● Work order: After the line containing "- Band gap on", write nothing more; before it, reproduce every line of the material below exactly, starting with the first.

● Entries shown:
----------------------------------------

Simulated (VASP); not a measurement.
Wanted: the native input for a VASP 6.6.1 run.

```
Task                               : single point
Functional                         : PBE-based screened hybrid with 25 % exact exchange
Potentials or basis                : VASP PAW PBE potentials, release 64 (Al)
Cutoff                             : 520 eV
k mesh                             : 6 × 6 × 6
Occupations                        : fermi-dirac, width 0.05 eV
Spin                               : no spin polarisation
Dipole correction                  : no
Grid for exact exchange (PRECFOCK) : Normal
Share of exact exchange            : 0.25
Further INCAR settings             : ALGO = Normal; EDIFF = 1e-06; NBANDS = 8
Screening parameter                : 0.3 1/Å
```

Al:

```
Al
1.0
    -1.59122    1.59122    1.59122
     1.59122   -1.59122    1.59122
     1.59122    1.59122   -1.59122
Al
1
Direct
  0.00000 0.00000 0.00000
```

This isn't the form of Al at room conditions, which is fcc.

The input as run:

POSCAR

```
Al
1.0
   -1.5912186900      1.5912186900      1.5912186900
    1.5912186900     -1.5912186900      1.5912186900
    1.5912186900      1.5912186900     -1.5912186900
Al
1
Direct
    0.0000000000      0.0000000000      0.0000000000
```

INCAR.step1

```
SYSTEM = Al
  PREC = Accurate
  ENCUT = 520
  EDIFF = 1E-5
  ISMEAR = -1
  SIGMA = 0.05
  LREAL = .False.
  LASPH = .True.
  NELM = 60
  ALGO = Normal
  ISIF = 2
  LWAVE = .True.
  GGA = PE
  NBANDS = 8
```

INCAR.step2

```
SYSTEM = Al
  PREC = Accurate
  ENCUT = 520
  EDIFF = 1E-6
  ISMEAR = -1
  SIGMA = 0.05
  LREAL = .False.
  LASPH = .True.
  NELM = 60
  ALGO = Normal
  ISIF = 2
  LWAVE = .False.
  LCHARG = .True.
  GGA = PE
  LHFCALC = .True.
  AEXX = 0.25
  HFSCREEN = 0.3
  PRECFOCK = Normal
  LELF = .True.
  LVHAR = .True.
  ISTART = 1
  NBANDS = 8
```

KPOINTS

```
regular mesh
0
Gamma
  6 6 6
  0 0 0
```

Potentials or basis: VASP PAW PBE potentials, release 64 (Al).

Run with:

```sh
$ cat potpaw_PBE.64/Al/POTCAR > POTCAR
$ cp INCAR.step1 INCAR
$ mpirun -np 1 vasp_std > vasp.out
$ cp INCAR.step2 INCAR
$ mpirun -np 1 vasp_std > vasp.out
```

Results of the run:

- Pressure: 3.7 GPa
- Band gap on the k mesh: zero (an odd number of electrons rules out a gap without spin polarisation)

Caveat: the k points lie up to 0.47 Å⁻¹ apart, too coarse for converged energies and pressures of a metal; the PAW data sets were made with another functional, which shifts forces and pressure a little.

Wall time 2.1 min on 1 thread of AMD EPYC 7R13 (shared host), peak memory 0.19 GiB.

----------------------------------------

● Answer box:
Simulated (VASP); not a measurement.
Wanted: the native input for a VASP 6.6.1 run.

```
Task                               : single point
Functional                         : PBE-based screened hybrid with 25 % exact exchange
Potentials or basis                : VASP PAW PBE potentials, release 64 (Al)
Cutoff                             : 520 eV
k mesh                             : 6 × 6 × 6
Occupations                        : fermi-dirac, width 0.05 eV
Spin                               : no spin polarisation
Dipole correction                  : no
Grid for exact exchange (PRECFOCK) : Normal
Share of exact exchange            : 0.25
Further INCAR settings             : ALGO = Normal; EDIFF = 1e-06; NBANDS = 8
Screening parameter                : 0.3 1/Å
```

Al:

```
Al
1.0
    -1.59122    1.59122    1.59122
     1.59122   -1.59122    1.59122
     1.59122    1.59122   -1.59122
Al
1
Direct
  0.00000 0.00000 0.00000
```

This isn't the form of Al at room conditions, which is fcc.

The input as run:

POSCAR

```
Al
1.0
   -1.5912186900      1.5912186900      1.5912186900
    1.5912186900     -1.5912186900      1.5912186900
    1.5912186900      1.5912186900     -1.5912186900
Al
1
Direct
    0.0000000000      0.0000000000      0.0000000000
```

INCAR.step1

```
SYSTEM = Al
  PREC = Accurate
  ENCUT = 520
  EDIFF = 1E-5
  ISMEAR = -1
  SIGMA = 0.05
  LREAL = .False.
  LASPH = .True.
  NELM = 60
  ALGO = Normal
  ISIF = 2
  LWAVE = .True.
  GGA = PE
  NBANDS = 8
```

INCAR.step2

```
SYSTEM = Al
  PREC = Accurate
  ENCUT = 520
  EDIFF = 1E-6
  ISMEAR = -1
  SIGMA = 0.05
  LREAL = .False.
  LASPH = .True.
  NELM = 60
  ALGO = Normal
  ISIF = 2
  LWAVE = .False.
  LCHARG = .True.
  GGA = PE
  LHFCALC = .True.
  AEXX = 0.25
  HFSCREEN = 0.3
  PRECFOCK = Normal
  LELF = .True.
  LVHAR = .True.
  ISTART = 1
  NBANDS = 8
```

KPOINTS

```
regular mesh
0
Gamma
  6 6 6
  0 0 0
```

Potentials or basis: VASP PAW PBE potentials, release 64 (Al).

Run with:

```sh
$ cat potpaw_PBE.64/Al/POTCAR > POTCAR
$ cp INCAR.step1 INCAR
$ mpirun -np 1 vasp_std > vasp.out
$ cp INCAR.step2 INCAR
$ mpirun -np 1 vasp_std > vasp.out
```

Results of the run:

- Pressure: 3.7 GPa
- Band gap on the k mesh: zero (an odd number of electrons rules out a gap without spin polarisation)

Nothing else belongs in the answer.